Exercise => Please repeat only the stretch of records running from the first line through the line that contains "- Dipole correction: no".

....

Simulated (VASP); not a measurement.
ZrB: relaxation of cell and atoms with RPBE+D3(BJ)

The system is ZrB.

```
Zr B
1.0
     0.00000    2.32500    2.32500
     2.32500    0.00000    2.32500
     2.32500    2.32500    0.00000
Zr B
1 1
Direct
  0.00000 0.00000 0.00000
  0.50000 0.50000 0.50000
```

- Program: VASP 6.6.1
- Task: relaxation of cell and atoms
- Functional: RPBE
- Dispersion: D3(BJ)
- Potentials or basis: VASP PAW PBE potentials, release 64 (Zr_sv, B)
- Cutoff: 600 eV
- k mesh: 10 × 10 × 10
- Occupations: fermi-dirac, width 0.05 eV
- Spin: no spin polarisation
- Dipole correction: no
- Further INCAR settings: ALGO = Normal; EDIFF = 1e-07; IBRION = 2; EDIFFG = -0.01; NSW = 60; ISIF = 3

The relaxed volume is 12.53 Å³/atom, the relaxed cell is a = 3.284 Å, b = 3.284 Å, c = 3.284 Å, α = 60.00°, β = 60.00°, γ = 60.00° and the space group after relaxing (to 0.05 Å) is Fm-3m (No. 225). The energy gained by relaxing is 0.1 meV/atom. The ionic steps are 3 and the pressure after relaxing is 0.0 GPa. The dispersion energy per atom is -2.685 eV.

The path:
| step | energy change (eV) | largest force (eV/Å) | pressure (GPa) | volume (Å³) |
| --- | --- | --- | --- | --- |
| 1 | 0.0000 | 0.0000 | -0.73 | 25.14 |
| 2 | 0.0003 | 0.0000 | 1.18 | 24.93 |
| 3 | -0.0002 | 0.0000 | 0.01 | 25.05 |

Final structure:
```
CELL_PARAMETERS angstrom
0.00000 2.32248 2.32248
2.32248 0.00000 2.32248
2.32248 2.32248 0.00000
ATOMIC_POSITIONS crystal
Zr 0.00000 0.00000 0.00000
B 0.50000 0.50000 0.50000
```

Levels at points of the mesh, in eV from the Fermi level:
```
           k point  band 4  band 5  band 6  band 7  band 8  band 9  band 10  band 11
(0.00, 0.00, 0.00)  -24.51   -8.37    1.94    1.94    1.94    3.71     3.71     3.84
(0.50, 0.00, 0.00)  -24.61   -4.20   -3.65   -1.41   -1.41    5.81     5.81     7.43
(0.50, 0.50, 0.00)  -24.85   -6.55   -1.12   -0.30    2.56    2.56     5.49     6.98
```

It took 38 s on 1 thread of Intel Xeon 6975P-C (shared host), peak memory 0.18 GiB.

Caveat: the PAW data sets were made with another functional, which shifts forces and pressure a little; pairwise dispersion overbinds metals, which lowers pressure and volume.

....

Written reply =>
Simulated (VASP); not a measurement.
ZrB: relaxation of cell and atoms with RPBE+D3(BJ)

The system is ZrB.

```
Zr B
1.0
     0.00000    2.32500    2.32500
     2.32500    0.00000    2.32500
     2.32500    2.32500    0.00000
Zr B
1 1
Direct
  0.00000 0.00000 0.00000
  0.50000 0.50000 0.50000
```

- Program: VASP 6.6.1
- Task: relaxation of cell and atoms
- Functional: RPBE
- Dispersion: D3(BJ)
- Potentials or basis: VASP PAW PBE potentials, release 64 (Zr_sv, B)
- Cutoff: 600 eV
- k mesh: 10 × 10 × 10
- Occupations: fermi-dirac, width 0.05 eV
- Spin: no spin polarisation
- Dipole correction: no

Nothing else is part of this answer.